• **Given records**
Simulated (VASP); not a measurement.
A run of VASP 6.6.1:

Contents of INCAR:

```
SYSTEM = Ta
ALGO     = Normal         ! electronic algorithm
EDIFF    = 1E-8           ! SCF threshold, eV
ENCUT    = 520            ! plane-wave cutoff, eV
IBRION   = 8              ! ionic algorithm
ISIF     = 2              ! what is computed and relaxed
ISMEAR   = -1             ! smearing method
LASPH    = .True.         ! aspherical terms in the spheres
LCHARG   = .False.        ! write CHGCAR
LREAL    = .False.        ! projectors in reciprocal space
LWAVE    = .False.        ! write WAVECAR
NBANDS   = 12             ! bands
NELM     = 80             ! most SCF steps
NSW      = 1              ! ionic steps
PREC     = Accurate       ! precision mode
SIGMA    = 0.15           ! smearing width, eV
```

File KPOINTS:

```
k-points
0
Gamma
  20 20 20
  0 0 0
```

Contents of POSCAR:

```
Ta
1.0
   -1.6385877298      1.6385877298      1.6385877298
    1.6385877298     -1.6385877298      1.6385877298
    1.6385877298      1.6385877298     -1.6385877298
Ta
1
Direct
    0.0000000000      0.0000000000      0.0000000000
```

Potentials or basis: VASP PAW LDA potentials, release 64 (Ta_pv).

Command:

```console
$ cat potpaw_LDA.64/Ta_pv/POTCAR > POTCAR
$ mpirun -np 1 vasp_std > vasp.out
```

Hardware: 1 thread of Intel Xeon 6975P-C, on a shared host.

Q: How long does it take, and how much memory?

• **Work task**
Begin with the first line of the listing above and write out each line exactly, ending with the line that contains "Hardware: 1 thread".

• **Answer section**
Simulated (VASP); not a measurement.
A run of VASP 6.6.1:

Contents of INCAR:

```
SYSTEM = Ta
ALGO     = Normal         ! electronic algorithm
EDIFF    = 1E-8           ! SCF threshold, eV
ENCUT    = 520            ! plane-wave cutoff, eV
IBRION   = 8              ! ionic algorithm
ISIF     = 2              ! what is computed and relaxed
ISMEAR   = -1             ! smearing method
LASPH    = .True.         ! aspherical terms in the spheres
LCHARG   = .False.        ! write CHGCAR
LREAL    = .False.        ! projectors in reciprocal space
LWAVE    = .False.        ! write WAVECAR
NBANDS   = 12             ! bands
NELM     = 80             ! most SCF steps
NSW      = 1              ! ionic steps
PREC     = Accurate       ! precision mode
SIGMA    = 0.15           ! smearing width, eV
```

File KPOINTS:

```
k-points
0
Gamma
  20 20 20
  0 0 0
```

Contents of POSCAR:

```
Ta
1.0
   -1.6385877298      1.6385877298      1.6385877298
    1.6385877298     -1.6385877298      1.6385877298
    1.6385877298      1.6385877298     -1.6385877298
Ta
1
Direct
    0.0000000000      0.0000000000      0.0000000000
```

Potentials or basis: VASP PAW LDA potentials, release 64 (Ta_pv).

Command:

```console
$ cat potpaw_LDA.64/Ta_pv/POTCAR > POTCAR
$ mpirun -np 1 vasp_std > vasp.out
```

Hardware: 1 thread of Intel Xeon 6975P-C, on a shared host.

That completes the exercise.